**Assignment**
All of the records below are to be copied exactly.

----- Extracted material

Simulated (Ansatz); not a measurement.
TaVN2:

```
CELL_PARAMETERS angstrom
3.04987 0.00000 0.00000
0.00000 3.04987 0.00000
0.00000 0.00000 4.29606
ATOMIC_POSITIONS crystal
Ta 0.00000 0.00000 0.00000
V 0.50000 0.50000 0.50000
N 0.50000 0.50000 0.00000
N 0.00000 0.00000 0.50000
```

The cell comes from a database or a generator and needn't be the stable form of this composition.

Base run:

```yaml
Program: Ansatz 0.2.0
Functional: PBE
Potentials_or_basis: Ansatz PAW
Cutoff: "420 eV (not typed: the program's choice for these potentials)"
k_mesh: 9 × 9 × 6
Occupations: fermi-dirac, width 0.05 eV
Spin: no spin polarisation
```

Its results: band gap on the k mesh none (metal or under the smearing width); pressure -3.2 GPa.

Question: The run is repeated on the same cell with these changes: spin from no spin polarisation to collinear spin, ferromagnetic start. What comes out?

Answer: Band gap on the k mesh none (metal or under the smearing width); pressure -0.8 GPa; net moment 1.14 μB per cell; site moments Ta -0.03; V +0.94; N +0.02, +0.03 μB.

----------

**Answer section**
Simulated (Ansatz); not a measurement.
TaVN2:

```
CELL_PARAMETERS angstrom
3.04987 0.00000 0.00000
0.00000 3.04987 0.00000
0.00000 0.00000 4.29606
ATOMIC_POSITIONS crystal
Ta 0.00000 0.00000 0.00000
V 0.50000 0.50000 0.50000
N 0.50000 0.50000 0.00000
N 0.00000 0.00000 0.50000
```

The cell comes from a database or a generator and needn't be the stable form of this composition.

Base run:

```yaml
Program: Ansatz 0.2.0
Functional: PBE
Potentials_or_basis: Ansatz PAW
Cutoff: "420 eV (not typed: the program's choice for these potentials)"
k_mesh: 9 × 9 × 6
Occupations: fermi-dirac, width 0.05 eV
Spin: no spin polarisation
```

Its results: band gap on the k mesh none (metal or under the smearing width); pressure -3.2 GPa.

Question: The run is repeated on the same cell with these changes: spin from no spin polarisation to collinear spin, ferromagnetic start. What comes out?

Answer: Band gap on the k mesh none (metal or under the smearing width); pressure -0.8 GPa; net moment 1.14 μB per cell; site moments Ta -0.03; V +0.94; N +0.02, +0.03 μB.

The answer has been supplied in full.